**Work item**: Please repeat the listing exactly, starting at its first line and stopping after the line that contains "Task: The job: CoSi".

**Recorded information**:
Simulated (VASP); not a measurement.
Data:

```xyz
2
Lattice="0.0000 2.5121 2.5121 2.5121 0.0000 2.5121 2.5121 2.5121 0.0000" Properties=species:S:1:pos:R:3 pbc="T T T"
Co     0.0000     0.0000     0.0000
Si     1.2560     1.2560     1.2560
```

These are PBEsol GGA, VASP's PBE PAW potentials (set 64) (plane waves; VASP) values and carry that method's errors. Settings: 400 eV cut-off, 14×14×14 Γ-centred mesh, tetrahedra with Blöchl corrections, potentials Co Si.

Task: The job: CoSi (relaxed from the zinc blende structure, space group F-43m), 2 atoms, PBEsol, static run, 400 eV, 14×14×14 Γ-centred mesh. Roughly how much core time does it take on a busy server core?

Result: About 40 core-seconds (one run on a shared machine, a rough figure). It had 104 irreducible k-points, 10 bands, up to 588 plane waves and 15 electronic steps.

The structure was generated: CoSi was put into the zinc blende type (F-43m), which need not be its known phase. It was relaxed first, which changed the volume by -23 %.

**Task solution**:
Simulated (VASP); not a measurement.
Data:

```xyz
2
Lattice="0.0000 2.5121 2.5121 2.5121 0.0000 2.5121 2.5121 2.5121 0.0000" Properties=species:S:1:pos:R:3 pbc="T T T"
Co     0.0000     0.0000     0.0000
Si     1.2560     1.2560     1.2560
```

These are PBEsol GGA, VASP's PBE PAW potentials (set 64) (plane waves; VASP) values and carry that method's errors. Settings: 400 eV cut-off, 14×14×14 Γ-centred mesh, tetrahedra with Blöchl corrections, potentials Co Si.

Task: The job: CoSi (relaxed from the zinc blende structure, space group F-43m), 2 atoms, PBEsol, static run, 400 eV, 14×14×14 Γ-centred mesh. Roughly how much core time does it take on a busy server core?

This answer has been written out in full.